▸ INFORMATION SHOWN:
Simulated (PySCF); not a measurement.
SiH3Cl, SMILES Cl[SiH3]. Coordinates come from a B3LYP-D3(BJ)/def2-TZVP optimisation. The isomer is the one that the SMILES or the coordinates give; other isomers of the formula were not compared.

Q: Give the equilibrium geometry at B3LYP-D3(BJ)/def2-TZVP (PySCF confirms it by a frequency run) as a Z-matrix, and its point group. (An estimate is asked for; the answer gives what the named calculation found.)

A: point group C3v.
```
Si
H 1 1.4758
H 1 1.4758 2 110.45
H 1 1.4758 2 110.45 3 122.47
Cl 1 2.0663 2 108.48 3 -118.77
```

▸ ASSIGNMENT: Could you please copy the lines of the listing above exactly, from its first line through the line bearing "SiH3Cl, SMILES Cl[SiH3].", and nothing more?

▸ EXPECTED ANSWER:
Simulated (PySCF); not a measurement.
SiH3Cl, SMILES Cl[SiH3]. Coordinates come from a B3LYP-D3(BJ)/def2-TZVP optimisation. The isomer is the one that the SMILES or the coordinates give; other isomers of the formula were not compared.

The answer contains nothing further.